*** Opening of Given entries ***

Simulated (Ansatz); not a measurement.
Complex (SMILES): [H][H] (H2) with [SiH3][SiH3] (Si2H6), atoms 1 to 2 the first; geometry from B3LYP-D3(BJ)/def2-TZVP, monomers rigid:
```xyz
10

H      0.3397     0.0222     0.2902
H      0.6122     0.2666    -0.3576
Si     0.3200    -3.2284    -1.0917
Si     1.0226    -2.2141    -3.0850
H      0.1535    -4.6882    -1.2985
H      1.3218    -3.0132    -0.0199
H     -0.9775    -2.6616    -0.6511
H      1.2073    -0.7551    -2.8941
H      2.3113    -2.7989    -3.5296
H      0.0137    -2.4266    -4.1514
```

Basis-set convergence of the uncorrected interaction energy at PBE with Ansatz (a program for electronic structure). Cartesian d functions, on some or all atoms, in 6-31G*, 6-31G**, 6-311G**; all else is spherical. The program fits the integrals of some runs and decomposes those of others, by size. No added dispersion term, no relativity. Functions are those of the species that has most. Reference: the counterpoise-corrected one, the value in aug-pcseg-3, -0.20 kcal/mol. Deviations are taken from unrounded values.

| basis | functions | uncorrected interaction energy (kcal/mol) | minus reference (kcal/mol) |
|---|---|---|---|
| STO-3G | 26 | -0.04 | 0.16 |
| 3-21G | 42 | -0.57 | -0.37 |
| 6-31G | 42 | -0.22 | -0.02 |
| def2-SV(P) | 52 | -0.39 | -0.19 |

*** Close of Given entries ***

Activity: All of the data needs to be printed once more, exactly.

Task answer:
Simulated (Ansatz); not a measurement.
Complex (SMILES): [H][H] (H2) with [SiH3][SiH3] (Si2H6), atoms 1 to 2 the first; geometry from B3LYP-D3(BJ)/def2-TZVP, monomers rigid:
```xyz
10

H      0.3397     0.0222     0.2902
H      0.6122     0.2666    -0.3576
Si     0.3200    -3.2284    -1.0917
Si     1.0226    -2.2141    -3.0850
H      0.1535    -4.6882    -1.2985
H      1.3218    -3.0132    -0.0199
H     -0.9775    -2.6616    -0.6511
H      1.2073    -0.7551    -2.8941
H      2.3113    -2.7989    -3.5296
H      0.0137    -2.4266    -4.1514
```

Basis-set convergence of the uncorrected interaction energy at PBE with Ansatz (a program for electronic structure). Cartesian d functions, on some or all atoms, in 6-31G*, 6-31G**, 6-311G**; all else is spherical. The program fits the integrals of some runs and decomposes those of others, by size. No added dispersion term, no relativity. Functions are those of the species that has most. Reference: the counterpoise-corrected one, the value in aug-pcseg-3, -0.20 kcal/mol. Deviations are taken from unrounded values.

| basis | functions | uncorrected interaction energy (kcal/mol) | minus reference (kcal/mol) |
|---|---|---|---|
| STO-3G | 26 | -0.04 | 0.16 |
| 3-21G | 42 | -0.57 | -0.37 |
| 6-31G | 42 | -0.22 | -0.02 |
| def2-SV(P) | 52 | -0.39 | -0.19 |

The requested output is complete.